__ACTION ITEM__. Every entry needs to be reproduced exactly.

================================
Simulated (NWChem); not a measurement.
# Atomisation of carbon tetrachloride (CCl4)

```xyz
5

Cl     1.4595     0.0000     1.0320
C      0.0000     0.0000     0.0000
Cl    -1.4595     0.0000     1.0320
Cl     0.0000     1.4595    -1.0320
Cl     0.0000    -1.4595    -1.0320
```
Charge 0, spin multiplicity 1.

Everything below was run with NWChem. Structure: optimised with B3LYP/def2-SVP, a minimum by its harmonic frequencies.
================================

__REPLY__.
Simulated (NWChem); not a measurement.
# Atomisation of carbon tetrachloride (CCl4)

```xyz
5

Cl     1.4595     0.0000     1.0320
C      0.0000     0.0000     0.0000
Cl    -1.4595     0.0000     1.0320
Cl     0.0000     1.4595    -1.0320
Cl     0.0000    -1.4595    -1.0320
```
Charge 0, spin multiplicity 1.

Everything below was run with NWChem. Structure: optimised with B3LYP/def2-SVP, a minimum by its harmonic frequencies.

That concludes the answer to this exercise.